**ASSIGNMENT:** Every line of the material below is to be printed again exactly.

**EXCERPTED RECORDS:**
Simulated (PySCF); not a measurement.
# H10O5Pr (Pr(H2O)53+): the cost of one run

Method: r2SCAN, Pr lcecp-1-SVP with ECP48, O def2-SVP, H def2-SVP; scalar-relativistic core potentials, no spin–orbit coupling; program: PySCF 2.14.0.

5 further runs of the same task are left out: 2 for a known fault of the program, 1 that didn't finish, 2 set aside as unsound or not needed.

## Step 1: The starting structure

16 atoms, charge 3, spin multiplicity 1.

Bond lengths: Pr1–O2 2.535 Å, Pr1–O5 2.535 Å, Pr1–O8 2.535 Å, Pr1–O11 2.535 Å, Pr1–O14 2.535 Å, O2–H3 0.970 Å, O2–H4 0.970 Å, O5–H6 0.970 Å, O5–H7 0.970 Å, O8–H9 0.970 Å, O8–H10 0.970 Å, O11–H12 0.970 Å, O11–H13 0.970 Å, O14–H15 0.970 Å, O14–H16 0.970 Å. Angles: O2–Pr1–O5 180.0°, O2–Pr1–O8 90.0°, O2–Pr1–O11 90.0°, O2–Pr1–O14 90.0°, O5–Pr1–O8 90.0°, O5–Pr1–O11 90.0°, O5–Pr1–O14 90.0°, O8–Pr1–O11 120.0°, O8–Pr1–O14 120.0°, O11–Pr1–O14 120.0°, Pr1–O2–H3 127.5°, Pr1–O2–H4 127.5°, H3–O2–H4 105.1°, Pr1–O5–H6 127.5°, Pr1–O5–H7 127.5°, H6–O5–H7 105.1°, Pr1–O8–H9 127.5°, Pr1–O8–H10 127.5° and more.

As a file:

**RESPONSE AREA:**
Simulated (PySCF); not a measurement.
# H10O5Pr (Pr(H2O)53+): the cost of one run

Method: r2SCAN, Pr lcecp-1-SVP with ECP48, O def2-SVP, H def2-SVP; scalar-relativistic core potentials, no spin–orbit coupling; program: PySCF 2.14.0.

5 further runs of the same task are left out: 2 for a known fault of the program, 1 that didn't finish, 2 set aside as unsound or not needed.

## Step 1: The starting structure

16 atoms, charge 3, spin multiplicity 1.

Bond lengths: Pr1–O2 2.535 Å, Pr1–O5 2.535 Å, Pr1–O8 2.535 Å, Pr1–O11 2.535 Å, Pr1–O14 2.535 Å, O2–H3 0.970 Å, O2–H4 0.970 Å, O5–H6 0.970 Å, O5–H7 0.970 Å, O8–H9 0.970 Å, O8–H10 0.970 Å, O11–H12 0.970 Å, O11–H13 0.970 Å, O14–H15 0.970 Å, O14–H16 0.970 Å. Angles: O2–Pr1–O5 180.0°, O2–Pr1–O8 90.0°, O2–Pr1–O11 90.0°, O2–Pr1–O14 90.0°, O5–Pr1–O8 90.0°, O5–Pr1–O11 90.0°, O5–Pr1–O14 90.0°, O8–Pr1–O11 120.0°, O8–Pr1–O14 120.0°, O11–Pr1–O14 120.0°, Pr1–O2–H3 127.5°, Pr1–O2–H4 127.5°, H3–O2–H4 105.1°, Pr1–O5–H6 127.5°, Pr1–O5–H7 127.5°, H6–O5–H7 105.1°, Pr1–O8–H9 127.5°, Pr1–O8–H10 127.5° and more.

As a file:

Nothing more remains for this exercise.